● ACTION ITEM
The answer must be an exact restatement of all the data.

^^^^^^^^^^^^^^^^

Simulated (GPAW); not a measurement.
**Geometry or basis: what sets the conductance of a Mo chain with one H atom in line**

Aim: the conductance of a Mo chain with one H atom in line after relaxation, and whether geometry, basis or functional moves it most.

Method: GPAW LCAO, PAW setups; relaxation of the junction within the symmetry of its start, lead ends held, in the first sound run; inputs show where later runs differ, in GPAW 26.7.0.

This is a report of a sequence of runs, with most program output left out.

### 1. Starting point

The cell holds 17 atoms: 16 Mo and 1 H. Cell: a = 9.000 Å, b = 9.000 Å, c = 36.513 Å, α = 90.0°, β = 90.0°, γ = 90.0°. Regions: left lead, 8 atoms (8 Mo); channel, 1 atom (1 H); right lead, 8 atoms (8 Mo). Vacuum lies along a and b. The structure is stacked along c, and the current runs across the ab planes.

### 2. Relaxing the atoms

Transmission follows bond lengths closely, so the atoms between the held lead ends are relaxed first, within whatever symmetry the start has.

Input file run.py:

^^^^^^^^^^^^^^^^

● RESULT
Simulated (GPAW); not a measurement.
**Geometry or basis: what sets the conductance of a Mo chain with one H atom in line**

Aim: the conductance of a Mo chain with one H atom in line after relaxation, and whether geometry, basis or functional moves it most.

Method: GPAW LCAO, PAW setups; relaxation of the junction within the symmetry of its start, lead ends held, in the first sound run; inputs show where later runs differ, in GPAW 26.7.0.

This is a report of a sequence of runs, with most program output left out.

### 1. Starting point

The cell holds 17 atoms: 16 Mo and 1 H. Cell: a = 9.000 Å, b = 9.000 Å, c = 36.513 Å, α = 90.0°, β = 90.0°, γ = 90.0°. Regions: left lead, 8 atoms (8 Mo); channel, 1 atom (1 H); right lead, 8 atoms (8 Mo). Vacuum lies along a and b. The structure is stacked along c, and the current runs across the ab planes.

### 2. Relaxing the atoms

Transmission follows bond lengths closely, so the atoms between the held lead ends are relaxed first, within whatever symmetry the start has.

Input file run.py:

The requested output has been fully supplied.